▶ _Required action_
When you reach the line containing "## (7) Outer electron in 6s: [Ar] 3d4 6s1", stop after it; until then, copy each line of the listing exactly, starting with the first.

▶ _Input data_
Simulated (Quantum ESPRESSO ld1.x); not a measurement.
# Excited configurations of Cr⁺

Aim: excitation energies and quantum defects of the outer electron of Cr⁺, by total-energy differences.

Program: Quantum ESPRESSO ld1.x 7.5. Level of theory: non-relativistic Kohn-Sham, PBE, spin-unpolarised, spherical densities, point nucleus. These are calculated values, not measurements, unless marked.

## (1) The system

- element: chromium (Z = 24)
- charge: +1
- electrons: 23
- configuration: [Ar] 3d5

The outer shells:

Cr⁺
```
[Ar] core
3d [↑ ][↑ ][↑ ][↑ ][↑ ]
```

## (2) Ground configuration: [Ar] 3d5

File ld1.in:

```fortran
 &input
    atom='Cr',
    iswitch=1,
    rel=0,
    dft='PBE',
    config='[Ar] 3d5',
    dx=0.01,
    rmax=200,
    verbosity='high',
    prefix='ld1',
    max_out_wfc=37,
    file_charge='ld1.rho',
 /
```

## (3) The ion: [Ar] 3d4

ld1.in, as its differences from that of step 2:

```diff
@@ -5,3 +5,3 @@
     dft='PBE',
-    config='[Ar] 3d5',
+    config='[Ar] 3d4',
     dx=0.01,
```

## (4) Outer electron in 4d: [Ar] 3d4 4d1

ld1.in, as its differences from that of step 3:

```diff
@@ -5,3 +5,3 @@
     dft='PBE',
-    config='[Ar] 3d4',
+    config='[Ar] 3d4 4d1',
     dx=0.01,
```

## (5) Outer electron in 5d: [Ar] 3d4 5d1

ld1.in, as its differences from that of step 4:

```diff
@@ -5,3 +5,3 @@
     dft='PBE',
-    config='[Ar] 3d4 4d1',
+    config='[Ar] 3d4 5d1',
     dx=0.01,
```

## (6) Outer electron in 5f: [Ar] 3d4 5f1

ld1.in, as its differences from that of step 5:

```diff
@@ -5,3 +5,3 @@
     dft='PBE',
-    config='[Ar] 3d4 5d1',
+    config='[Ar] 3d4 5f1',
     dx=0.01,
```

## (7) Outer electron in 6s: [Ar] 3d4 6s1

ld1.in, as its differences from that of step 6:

▶ _Written answer_
Simulated (Quantum ESPRESSO ld1.x); not a measurement.
# Excited configurations of Cr⁺

Aim: excitation energies and quantum defects of the outer electron of Cr⁺, by total-energy differences.

Program: Quantum ESPRESSO ld1.x 7.5. Level of theory: non-relativistic Kohn-Sham, PBE, spin-unpolarised, spherical densities, point nucleus. These are calculated values, not measurements, unless marked.

## (1) The system

- element: chromium (Z = 24)
- charge: +1
- electrons: 23
- configuration: [Ar] 3d5

The outer shells:

Cr⁺
```
[Ar] core
3d [↑ ][↑ ][↑ ][↑ ][↑ ]
```

## (2) Ground configuration: [Ar] 3d5

File ld1.in:

```fortran
 &input
    atom='Cr',
    iswitch=1,
    rel=0,
    dft='PBE',
    config='[Ar] 3d5',
    dx=0.01,
    rmax=200,
    verbosity='high',
    prefix='ld1',
    max_out_wfc=37,
    file_charge='ld1.rho',
 /
```

## (3) The ion: [Ar] 3d4

ld1.in, as its differences from that of step 2:

```diff
@@ -5,3 +5,3 @@
     dft='PBE',
-    config='[Ar] 3d5',
+    config='[Ar] 3d4',
     dx=0.01,
```

## (4) Outer electron in 4d: [Ar] 3d4 4d1

ld1.in, as its differences from that of step 3:

```diff
@@ -5,3 +5,3 @@
     dft='PBE',
-    config='[Ar] 3d4',
+    config='[Ar] 3d4 4d1',
     dx=0.01,
```

## (5) Outer electron in 5d: [Ar] 3d4 5d1

ld1.in, as its differences from that of step 4:

```diff
@@ -5,3 +5,3 @@
     dft='PBE',
-    config='[Ar] 3d4 4d1',
+    config='[Ar] 3d4 5d1',
     dx=0.01,
```

## (6) Outer electron in 5f: [Ar] 3d4 5f1

ld1.in, as its differences from that of step 5:

```diff
@@ -5,3 +5,3 @@
     dft='PBE',
-    config='[Ar] 3d4 5d1',
+    config='[Ar] 3d4 5f1',
     dx=0.01,
```

## (7) Outer electron in 6s: [Ar] 3d4 6s1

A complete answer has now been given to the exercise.